**Assigned task:** Where a line has odd spacing or punctuation, keep it; transcribe all the entries exactly.

### The data

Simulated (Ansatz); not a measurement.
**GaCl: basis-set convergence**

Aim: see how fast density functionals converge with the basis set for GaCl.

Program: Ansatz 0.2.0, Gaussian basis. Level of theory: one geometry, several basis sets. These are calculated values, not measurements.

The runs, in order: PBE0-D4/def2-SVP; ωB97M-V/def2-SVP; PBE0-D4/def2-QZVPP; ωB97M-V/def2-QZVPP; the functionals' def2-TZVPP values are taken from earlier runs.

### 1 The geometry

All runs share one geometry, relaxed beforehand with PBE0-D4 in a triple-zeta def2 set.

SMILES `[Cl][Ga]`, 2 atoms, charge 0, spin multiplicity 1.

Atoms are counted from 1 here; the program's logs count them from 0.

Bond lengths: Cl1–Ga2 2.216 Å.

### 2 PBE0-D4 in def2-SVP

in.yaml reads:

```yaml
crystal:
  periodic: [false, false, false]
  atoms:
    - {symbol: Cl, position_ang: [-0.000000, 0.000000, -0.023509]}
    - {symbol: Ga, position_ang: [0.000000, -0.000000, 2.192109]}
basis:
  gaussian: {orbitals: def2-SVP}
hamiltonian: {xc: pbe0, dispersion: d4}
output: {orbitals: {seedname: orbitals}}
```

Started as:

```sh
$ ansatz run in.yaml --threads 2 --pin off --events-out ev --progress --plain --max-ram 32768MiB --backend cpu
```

######

**Exercise response:**
Simulated (Ansatz); not a measurement.
**GaCl: basis-set convergence**

Aim: see how fast density functionals converge with the basis set for GaCl.

Program: Ansatz 0.2.0, Gaussian basis. Level of theory: one geometry, several basis sets. These are calculated values, not measurements.

The runs, in order: PBE0-D4/def2-SVP; ωB97M-V/def2-SVP; PBE0-D4/def2-QZVPP; ωB97M-V/def2-QZVPP; the functionals' def2-TZVPP values are taken from earlier runs.

### 1 The geometry

All runs share one geometry, relaxed beforehand with PBE0-D4 in a triple-zeta def2 set.

SMILES `[Cl][Ga]`, 2 atoms, charge 0, spin multiplicity 1.

Atoms are counted from 1 here; the program's logs count them from 0.

Bond lengths: Cl1–Ga2 2.216 Å.

### 2 PBE0-D4 in def2-SVP

in.yaml reads:

```yaml
crystal:
  periodic: [false, false, false]
  atoms:
    - {symbol: Cl, position_ang: [-0.000000, 0.000000, -0.023509]}
    - {symbol: Ga, position_ang: [0.000000, -0.000000, 2.192109]}
basis:
  gaussian: {orbitals: def2-SVP}
hamiltonian: {xc: pbe0, dispersion: d4}
output: {orbitals: {seedname: orbitals}}
```

Started as:

```sh
$ ansatz run in.yaml --threads 2 --pin off --events-out ev --progress --plain --max-ram 32768MiB --backend cpu
```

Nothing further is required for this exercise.